**Work request**. All lines from the opening of the data to the line containing "## (1) Starting point" must be returned unchanged, and only those lines.

**Provided data**.
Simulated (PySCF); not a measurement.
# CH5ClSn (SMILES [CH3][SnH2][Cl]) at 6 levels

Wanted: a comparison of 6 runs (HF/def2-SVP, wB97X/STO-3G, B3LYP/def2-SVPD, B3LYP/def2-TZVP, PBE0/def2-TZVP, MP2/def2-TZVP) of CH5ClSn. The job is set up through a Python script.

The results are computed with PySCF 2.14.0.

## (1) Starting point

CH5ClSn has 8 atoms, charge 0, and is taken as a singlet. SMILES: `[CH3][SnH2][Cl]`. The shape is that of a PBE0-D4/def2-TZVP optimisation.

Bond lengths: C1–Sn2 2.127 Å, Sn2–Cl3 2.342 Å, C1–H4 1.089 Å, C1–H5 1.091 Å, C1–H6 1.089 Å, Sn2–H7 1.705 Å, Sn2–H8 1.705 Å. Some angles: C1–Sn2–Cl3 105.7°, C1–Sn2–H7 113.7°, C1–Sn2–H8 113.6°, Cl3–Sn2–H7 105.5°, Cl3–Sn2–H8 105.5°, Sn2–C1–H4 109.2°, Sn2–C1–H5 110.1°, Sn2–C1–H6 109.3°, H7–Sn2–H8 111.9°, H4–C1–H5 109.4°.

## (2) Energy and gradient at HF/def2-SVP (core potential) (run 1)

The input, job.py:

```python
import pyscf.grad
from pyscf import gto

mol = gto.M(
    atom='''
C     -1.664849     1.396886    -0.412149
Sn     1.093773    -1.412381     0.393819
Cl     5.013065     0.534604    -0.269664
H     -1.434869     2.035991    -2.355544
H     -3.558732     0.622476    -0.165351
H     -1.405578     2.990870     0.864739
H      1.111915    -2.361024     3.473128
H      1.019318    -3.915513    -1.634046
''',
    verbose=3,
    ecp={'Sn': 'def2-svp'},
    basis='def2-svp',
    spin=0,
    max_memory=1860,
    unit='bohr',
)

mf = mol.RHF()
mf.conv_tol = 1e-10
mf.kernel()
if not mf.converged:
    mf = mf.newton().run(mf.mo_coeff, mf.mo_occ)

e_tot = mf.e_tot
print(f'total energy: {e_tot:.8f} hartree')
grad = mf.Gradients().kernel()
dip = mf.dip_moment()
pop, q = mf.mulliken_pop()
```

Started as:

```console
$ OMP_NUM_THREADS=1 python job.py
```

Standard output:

**Expected answer**.
Simulated (PySCF); not a measurement.
# CH5ClSn (SMILES [CH3][SnH2][Cl]) at 6 levels

Wanted: a comparison of 6 runs (HF/def2-SVP, wB97X/STO-3G, B3LYP/def2-SVPD, B3LYP/def2-TZVP, PBE0/def2-TZVP, MP2/def2-TZVP) of CH5ClSn. The job is set up through a Python script.

The results are computed with PySCF 2.14.0.

## (1) Starting point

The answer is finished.